[PROVIDED MATERIAL]
----------------

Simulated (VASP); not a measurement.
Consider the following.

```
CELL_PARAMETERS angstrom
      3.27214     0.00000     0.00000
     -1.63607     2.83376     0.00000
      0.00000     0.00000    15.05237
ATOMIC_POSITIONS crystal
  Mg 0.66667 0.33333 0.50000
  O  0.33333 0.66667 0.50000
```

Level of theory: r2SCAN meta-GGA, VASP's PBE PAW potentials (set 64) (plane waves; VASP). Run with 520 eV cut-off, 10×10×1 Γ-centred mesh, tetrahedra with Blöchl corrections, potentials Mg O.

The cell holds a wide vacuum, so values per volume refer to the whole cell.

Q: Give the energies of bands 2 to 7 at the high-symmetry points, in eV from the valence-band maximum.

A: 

----------------

[WORK ITEM]
Give back every record exactly.

[ANSWER SECTION]
Simulated (VASP); not a measurement.
Consider the following.

```
CELL_PARAMETERS angstrom
      3.27214     0.00000     0.00000
     -1.63607     2.83376     0.00000
      0.00000     0.00000    15.05237
ATOMIC_POSITIONS crystal
  Mg 0.66667 0.33333 0.50000
  O  0.33333 0.66667 0.50000
```

Level of theory: r2SCAN meta-GGA, VASP's PBE PAW potentials (set 64) (plane waves; VASP). Run with 520 eV cut-off, 10×10×1 Γ-centred mesh, tetrahedra with Blöchl corrections, potentials Mg O.

The cell holds a wide vacuum, so values per volume refer to the whole cell.

Q: Give the energies of bands 2 to 7 at the high-symmetry points, in eV from the valence-band maximum.

A: 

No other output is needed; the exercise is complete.